--
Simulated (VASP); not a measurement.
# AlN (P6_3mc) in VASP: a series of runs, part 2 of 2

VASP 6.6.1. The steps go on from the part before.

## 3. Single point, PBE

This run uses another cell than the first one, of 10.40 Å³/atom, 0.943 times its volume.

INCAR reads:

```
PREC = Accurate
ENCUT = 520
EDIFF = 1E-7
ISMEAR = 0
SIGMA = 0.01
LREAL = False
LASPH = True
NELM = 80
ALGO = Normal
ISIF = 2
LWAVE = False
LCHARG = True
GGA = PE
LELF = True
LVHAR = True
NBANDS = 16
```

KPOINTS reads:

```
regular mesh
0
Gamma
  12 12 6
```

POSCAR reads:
--

Work order ▸
Each entry must appear in the reply exactly as written.

Task result ▸
Simulated (VASP); not a measurement.
# AlN (P6_3mc) in VASP: a series of runs, part 2 of 2

VASP 6.6.1. The steps go on from the part before.

## 3. Single point, PBE

This run uses another cell than the first one, of 10.40 Å³/atom, 0.943 times its volume.

INCAR reads:

```
PREC = Accurate
ENCUT = 520
EDIFF = 1E-7
ISMEAR = 0
SIGMA = 0.01
LREAL = False
LASPH = True
NELM = 80
ALGO = Normal
ISIF = 2
LWAVE = False
LCHARG = True
GGA = PE
LELF = True
LVHAR = True
NBANDS = 16
```

KPOINTS reads:

```
regular mesh
0
Gamma
  12 12 6
```

POSCAR reads:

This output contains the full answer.